Exercise: Up to and including the line with "The largest gap", repeat every line of the listing exactly, beginning at the first.

[Opening Data excerpts section]

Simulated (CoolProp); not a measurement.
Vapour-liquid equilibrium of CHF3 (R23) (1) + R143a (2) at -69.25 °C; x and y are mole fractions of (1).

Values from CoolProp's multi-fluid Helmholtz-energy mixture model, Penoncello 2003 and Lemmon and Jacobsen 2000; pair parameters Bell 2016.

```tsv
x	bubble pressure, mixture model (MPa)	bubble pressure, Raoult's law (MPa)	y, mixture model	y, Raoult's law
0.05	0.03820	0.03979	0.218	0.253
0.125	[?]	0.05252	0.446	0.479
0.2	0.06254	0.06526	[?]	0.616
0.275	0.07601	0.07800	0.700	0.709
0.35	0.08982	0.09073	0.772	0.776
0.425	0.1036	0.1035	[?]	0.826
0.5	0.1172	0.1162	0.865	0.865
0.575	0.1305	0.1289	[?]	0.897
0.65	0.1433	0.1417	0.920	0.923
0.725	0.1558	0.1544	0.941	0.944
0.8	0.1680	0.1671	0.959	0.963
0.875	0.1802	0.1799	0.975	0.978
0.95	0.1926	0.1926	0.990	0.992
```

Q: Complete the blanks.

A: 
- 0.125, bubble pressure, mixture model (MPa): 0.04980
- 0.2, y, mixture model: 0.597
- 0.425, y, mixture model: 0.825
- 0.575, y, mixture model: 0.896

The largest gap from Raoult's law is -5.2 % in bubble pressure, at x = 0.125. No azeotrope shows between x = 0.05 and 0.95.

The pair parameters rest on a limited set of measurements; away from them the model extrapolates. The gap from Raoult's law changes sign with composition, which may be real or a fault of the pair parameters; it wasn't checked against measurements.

[Closing Data excerpts section]

Exercise response:
Simulated (CoolProp); not a measurement.
Vapour-liquid equilibrium of CHF3 (R23) (1) + R143a (2) at -69.25 °C; x and y are mole fractions of (1).

Values from CoolProp's multi-fluid Helmholtz-energy mixture model, Penoncello 2003 and Lemmon and Jacobsen 2000; pair parameters Bell 2016.

```tsv
x	bubble pressure, mixture model (MPa)	bubble pressure, Raoult's law (MPa)	y, mixture model	y, Raoult's law
0.05	0.03820	0.03979	0.218	0.253
0.125	[?]	0.05252	0.446	0.479
0.2	0.06254	0.06526	[?]	0.616
0.275	0.07601	0.07800	0.700	0.709
0.35	0.08982	0.09073	0.772	0.776
0.425	0.1036	0.1035	[?]	0.826
0.5	0.1172	0.1162	0.865	0.865
0.575	0.1305	0.1289	[?]	0.897
0.65	0.1433	0.1417	0.920	0.923
0.725	0.1558	0.1544	0.941	0.944
0.8	0.1680	0.1671	0.959	0.963
0.875	0.1802	0.1799	0.975	0.978
0.95	0.1926	0.1926	0.990	0.992
```

Q: Complete the blanks.

A: 
- 0.125, bubble pressure, mixture model (MPa): 0.04980
- 0.2, y, mixture model: 0.597
- 0.425, y, mixture model: 0.825
- 0.575, y, mixture model: 0.896

The largest gap from Raoult's law is -5.2 % in bubble pressure, at x = 0.125. No azeotrope shows between x = 0.05 and 0.95.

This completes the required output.